Required action ->
Extract every line below, verbatim.

Information supplied ->
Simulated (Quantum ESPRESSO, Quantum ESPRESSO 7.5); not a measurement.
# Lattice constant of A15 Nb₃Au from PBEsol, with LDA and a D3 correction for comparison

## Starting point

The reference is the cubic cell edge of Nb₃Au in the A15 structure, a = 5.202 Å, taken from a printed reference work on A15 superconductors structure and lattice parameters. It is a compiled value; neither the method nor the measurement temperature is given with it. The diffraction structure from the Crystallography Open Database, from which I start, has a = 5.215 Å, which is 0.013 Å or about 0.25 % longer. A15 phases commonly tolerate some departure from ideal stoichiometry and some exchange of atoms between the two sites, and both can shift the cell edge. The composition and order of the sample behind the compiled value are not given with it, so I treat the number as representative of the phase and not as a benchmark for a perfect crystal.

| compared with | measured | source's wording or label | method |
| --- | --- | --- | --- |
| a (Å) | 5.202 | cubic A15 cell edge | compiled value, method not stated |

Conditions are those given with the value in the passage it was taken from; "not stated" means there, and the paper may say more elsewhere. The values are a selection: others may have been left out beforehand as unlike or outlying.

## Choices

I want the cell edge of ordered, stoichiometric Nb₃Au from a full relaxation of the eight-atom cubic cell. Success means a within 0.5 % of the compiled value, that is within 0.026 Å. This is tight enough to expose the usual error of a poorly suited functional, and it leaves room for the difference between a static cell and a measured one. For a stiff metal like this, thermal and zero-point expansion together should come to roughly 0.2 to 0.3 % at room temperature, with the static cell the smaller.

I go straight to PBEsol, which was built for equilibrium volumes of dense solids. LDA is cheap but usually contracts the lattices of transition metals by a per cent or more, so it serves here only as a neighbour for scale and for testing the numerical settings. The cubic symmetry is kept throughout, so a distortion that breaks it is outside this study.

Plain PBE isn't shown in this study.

Task response ->
Simulated (Quantum ESPRESSO, Quantum ESPRESSO 7.5); not a measurement.
# Lattice constant of A15 Nb₃Au from PBEsol, with LDA and a D3 correction for comparison

## Starting point

The reference is the cubic cell edge of Nb₃Au in the A15 structure, a = 5.202 Å, taken from a printed reference work on A15 superconductors structure and lattice parameters. It is a compiled value; neither the method nor the measurement temperature is given with it. The diffraction structure from the Crystallography Open Database, from which I start, has a = 5.215 Å, which is 0.013 Å or about 0.25 % longer. A15 phases commonly tolerate some departure from ideal stoichiometry and some exchange of atoms between the two sites, and both can shift the cell edge. The composition and order of the sample behind the compiled value are not given with it, so I treat the number as representative of the phase and not as a benchmark for a perfect crystal.

| compared with | measured | source's wording or label | method |
| --- | --- | --- | --- |
| a (Å) | 5.202 | cubic A15 cell edge | compiled value, method not stated |

Conditions are those given with the value in the passage it was taken from; "not stated" means there, and the paper may say more elsewhere. The values are a selection: others may have been left out beforehand as unlike or outlying.

## Choices

I want the cell edge of ordered, stoichiometric Nb₃Au from a full relaxation of the eight-atom cubic cell. Success means a within 0.5 % of the compiled value, that is within 0.026 Å. This is tight enough to expose the usual error of a poorly suited functional, and it leaves room for the difference between a static cell and a measured one. For a stiff metal like this, thermal and zero-point expansion together should come to roughly 0.2 to 0.3 % at room temperature, with the static cell the smaller.

I go straight to PBEsol, which was built for equilibrium volumes of dense solids. LDA is cheap but usually contracts the lattices of transition metals by a per cent or more, so it serves here only as a neighbour for scale and for testing the numerical settings. The cubic symmetry is kept throughout, so a distortion that breaks it is outside this study.

Plain PBE isn't shown in this study.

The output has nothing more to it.